• _Work request_
Look below for the line that contains "27.8. Identify the compound.", then copy it and each following line exactly, through and including the line that contains "(2) SMILES C1=CN=CC=C1PC(=C)C.".

***** Information given *****

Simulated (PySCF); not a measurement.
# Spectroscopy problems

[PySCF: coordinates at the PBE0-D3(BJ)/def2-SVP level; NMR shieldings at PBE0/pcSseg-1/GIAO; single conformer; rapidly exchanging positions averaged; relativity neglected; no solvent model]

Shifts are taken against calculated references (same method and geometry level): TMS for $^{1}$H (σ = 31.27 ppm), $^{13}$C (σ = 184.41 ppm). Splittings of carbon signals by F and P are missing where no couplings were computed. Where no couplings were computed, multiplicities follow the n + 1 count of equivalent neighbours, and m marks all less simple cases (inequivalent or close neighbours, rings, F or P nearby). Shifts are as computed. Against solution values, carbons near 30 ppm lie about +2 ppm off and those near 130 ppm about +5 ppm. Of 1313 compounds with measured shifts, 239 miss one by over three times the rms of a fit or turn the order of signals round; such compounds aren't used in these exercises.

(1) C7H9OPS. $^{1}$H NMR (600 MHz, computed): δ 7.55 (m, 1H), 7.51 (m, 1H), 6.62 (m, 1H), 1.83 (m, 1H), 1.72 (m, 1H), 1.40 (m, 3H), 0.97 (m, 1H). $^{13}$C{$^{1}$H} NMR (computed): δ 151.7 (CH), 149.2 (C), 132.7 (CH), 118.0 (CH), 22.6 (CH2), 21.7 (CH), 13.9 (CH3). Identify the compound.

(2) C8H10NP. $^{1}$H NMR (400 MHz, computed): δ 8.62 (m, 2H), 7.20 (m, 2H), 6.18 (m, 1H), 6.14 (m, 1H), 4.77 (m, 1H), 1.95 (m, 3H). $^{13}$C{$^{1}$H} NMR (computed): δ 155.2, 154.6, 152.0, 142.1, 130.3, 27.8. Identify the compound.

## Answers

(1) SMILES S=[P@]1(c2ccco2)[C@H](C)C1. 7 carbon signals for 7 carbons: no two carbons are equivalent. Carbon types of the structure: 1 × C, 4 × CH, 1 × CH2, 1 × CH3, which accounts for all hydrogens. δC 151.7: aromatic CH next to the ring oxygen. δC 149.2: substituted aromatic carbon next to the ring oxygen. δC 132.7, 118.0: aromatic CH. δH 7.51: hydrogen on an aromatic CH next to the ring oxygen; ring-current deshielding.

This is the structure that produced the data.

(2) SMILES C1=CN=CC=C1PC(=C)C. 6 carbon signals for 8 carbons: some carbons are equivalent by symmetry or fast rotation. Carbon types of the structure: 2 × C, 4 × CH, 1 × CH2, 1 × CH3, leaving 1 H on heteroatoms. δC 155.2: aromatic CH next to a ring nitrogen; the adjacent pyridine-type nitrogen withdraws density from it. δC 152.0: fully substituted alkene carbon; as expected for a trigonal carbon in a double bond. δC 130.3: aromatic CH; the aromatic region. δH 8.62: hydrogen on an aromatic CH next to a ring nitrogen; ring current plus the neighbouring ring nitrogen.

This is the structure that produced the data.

*****

• _Solution_
(2) C8H10NP. $^{1}$H NMR (400 MHz, computed): δ 8.62 (m, 2H), 7.20 (m, 2H), 6.18 (m, 1H), 6.14 (m, 1H), 4.77 (m, 1H), 1.95 (m, 3H). $^{13}$C{$^{1}$H} NMR (computed): δ 155.2, 154.6, 152.0, 142.1, 130.3, 27.8. Identify the compound.

## Answers

(1) SMILES S=[P@]1(c2ccco2)[C@H](C)C1. 7 carbon signals for 7 carbons: no two carbons are equivalent. Carbon types of the structure: 1 × C, 4 × CH, 1 × CH2, 1 × CH3, which accounts for all hydrogens. δC 151.7: aromatic CH next to the ring oxygen. δC 149.2: substituted aromatic carbon next to the ring oxygen. δC 132.7, 118.0: aromatic CH. δH 7.51: hydrogen on an aromatic CH next to the ring oxygen; ring-current deshielding.

This is the structure that produced the data.

(2) SMILES C1=CN=CC=C1PC(=C)C. 6 carbon signals for 8 carbons: some carbons are equivalent by symmetry or fast rotation. Carbon types of the structure: 2 × C, 4 × CH, 1 × CH2, 1 × CH3, leaving 1 H on heteroatoms. δC 155.2: aromatic CH next to a ring nitrogen; the adjacent pyridine-type nitrogen withdraws density from it. δC 152.0: fully substituted alkene carbon; as expected for a trigonal carbon in a double bond. δC 130.3: aromatic CH; the aromatic region. δH 8.62: hydrogen on an aromatic CH next to a ring nitrogen; ring current plus the neighbouring ring nitrogen.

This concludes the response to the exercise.